==============================

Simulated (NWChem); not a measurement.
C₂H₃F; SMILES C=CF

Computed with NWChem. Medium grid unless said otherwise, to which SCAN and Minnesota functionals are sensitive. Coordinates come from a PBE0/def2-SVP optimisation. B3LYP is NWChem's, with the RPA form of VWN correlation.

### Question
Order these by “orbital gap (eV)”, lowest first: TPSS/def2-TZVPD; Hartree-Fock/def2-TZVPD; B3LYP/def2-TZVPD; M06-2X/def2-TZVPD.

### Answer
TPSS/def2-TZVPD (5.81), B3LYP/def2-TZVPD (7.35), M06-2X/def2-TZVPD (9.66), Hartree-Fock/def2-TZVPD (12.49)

==============================

ASSIGNED TASK:
Through the line that contains "### Question", copy the material above exactly, beginning at its first line and including nothing more.

TASK OUTPUT:
Simulated (NWChem); not a measurement.
C₂H₃F; SMILES C=CF

Computed with NWChem. Medium grid unless said otherwise, to which SCAN and Minnesota functionals are sensitive. Coordinates come from a PBE0/def2-SVP optimisation. B3LYP is NWChem's, with the RPA form of VWN correlation.

### Question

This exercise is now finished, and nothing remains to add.